Available data
○ ○ ○

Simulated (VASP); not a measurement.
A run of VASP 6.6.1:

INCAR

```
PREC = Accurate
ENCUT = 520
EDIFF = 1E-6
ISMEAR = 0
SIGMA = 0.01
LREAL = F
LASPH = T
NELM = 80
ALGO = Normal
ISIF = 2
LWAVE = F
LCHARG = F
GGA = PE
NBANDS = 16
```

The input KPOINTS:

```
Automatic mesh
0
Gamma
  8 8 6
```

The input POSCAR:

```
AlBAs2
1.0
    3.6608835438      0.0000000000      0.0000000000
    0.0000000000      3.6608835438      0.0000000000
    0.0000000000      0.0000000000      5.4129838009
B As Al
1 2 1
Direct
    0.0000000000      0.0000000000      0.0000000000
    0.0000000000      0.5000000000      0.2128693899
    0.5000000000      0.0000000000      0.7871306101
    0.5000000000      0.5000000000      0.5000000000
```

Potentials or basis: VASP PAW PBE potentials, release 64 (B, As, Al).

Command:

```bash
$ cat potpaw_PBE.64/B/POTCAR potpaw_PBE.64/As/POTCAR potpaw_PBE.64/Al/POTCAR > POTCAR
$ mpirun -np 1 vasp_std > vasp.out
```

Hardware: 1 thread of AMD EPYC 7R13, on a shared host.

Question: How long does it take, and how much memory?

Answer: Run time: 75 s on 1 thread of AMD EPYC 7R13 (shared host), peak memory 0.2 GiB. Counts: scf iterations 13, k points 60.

○ ○ ○

Work instruction
Could you restate the listing above word for word?

Task response
Simulated (VASP); not a measurement.
A run of VASP 6.6.1:

INCAR

```
PREC = Accurate
ENCUT = 520
EDIFF = 1E-6
ISMEAR = 0
SIGMA = 0.01
LREAL = F
LASPH = T
NELM = 80
ALGO = Normal
ISIF = 2
LWAVE = F
LCHARG = F
GGA = PE
NBANDS = 16
```

The input KPOINTS:

```
Automatic mesh
0
Gamma
  8 8 6
```

The input POSCAR:

```
AlBAs2
1.0
    3.6608835438      0.0000000000      0.0000000000
    0.0000000000      3.6608835438      0.0000000000
    0.0000000000      0.0000000000      5.4129838009
B As Al
1 2 1
Direct
    0.0000000000      0.0000000000      0.0000000000
    0.0000000000      0.5000000000      0.2128693899
    0.5000000000      0.0000000000      0.7871306101
    0.5000000000      0.5000000000      0.5000000000
```

Potentials or basis: VASP PAW PBE potentials, release 64 (B, As, Al).

Command:

```bash
$ cat potpaw_PBE.64/B/POTCAR potpaw_PBE.64/As/POTCAR potpaw_PBE.64/Al/POTCAR > POTCAR
$ mpirun -np 1 vasp_std > vasp.out
```

Hardware: 1 thread of AMD EPYC 7R13, on a shared host.

Question: How long does it take, and how much memory?

Answer: Run time: 75 s on 1 thread of AMD EPYC 7R13 (shared host), peak memory 0.2 GiB. Counts: scf iterations 13, k points 60.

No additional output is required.